· · · · · · ·
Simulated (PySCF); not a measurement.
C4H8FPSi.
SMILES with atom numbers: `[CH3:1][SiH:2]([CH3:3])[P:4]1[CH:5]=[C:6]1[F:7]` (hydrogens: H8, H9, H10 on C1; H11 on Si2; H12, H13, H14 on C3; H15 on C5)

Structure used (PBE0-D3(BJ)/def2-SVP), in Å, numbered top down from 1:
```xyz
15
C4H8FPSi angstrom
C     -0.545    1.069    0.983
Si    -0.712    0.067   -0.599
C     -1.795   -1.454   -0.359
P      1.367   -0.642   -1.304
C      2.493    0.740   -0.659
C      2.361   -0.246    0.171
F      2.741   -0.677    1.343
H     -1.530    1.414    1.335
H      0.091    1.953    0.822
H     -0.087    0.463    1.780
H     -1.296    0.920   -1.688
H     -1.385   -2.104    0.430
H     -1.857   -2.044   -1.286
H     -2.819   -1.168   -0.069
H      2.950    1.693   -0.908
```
· · · · · · ·

Action item: Output the records exactly, so that each line matches what was given.

Your response:
Simulated (PySCF); not a measurement.
C4H8FPSi.
SMILES with atom numbers: `[CH3:1][SiH:2]([CH3:3])[P:4]1[CH:5]=[C:6]1[F:7]` (hydrogens: H8, H9, H10 on C1; H11 on Si2; H12, H13, H14 on C3; H15 on C5)

Structure used (PBE0-D3(BJ)/def2-SVP), in Å, numbered top down from 1:
```xyz
15
C4H8FPSi angstrom
C     -0.545    1.069    0.983
Si    -0.712    0.067   -0.599
C     -1.795   -1.454   -0.359
P      1.367   -0.642   -1.304
C      2.493    0.740   -0.659
C      2.361   -0.246    0.171
F      2.741   -0.677    1.343
H     -1.530    1.414    1.335
H      0.091    1.953    0.822
H     -0.087    0.463    1.780
H     -1.296    0.920   -1.688
H     -1.385   -2.104    0.430
H     -1.857   -2.044   -1.286
H     -2.819   -1.168   -0.069
H      2.950    1.693   -0.908
```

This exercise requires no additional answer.